# Given records
########

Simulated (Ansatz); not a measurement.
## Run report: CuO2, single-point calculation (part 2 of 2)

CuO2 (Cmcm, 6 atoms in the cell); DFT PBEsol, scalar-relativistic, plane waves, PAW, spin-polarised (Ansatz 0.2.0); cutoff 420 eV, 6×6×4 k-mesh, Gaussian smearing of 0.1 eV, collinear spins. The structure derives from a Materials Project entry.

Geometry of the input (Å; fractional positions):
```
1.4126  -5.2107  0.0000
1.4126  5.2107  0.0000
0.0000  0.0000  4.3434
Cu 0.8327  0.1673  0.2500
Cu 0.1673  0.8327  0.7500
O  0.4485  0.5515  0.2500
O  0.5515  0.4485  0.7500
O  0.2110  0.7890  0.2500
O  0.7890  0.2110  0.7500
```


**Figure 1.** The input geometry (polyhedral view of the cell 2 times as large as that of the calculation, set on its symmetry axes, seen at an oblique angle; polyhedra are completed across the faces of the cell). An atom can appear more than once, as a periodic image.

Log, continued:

########

# Work item
Here the job is to set down exactly the lines of the material above that fall between the one with "Geometry of the" and the one with "a periodic image.", inclusive, and nothing beyond them.

# Exercise response
Geometry of the input (Å; fractional positions):
```
1.4126  -5.2107  0.0000
1.4126  5.2107  0.0000
0.0000  0.0000  4.3434
Cu 0.8327  0.1673  0.2500
Cu 0.1673  0.8327  0.7500
O  0.4485  0.5515  0.2500
O  0.5515  0.4485  0.7500
O  0.2110  0.7890  0.2500
O  0.7890  0.2110  0.7500
```


**Figure 1.** The input geometry (polyhedral view of the cell 2 times as large as that of the calculation, set on its symmetry axes, seen at an oblique angle; polyhedra are completed across the faces of the cell). An atom can appear more than once, as a periodic image.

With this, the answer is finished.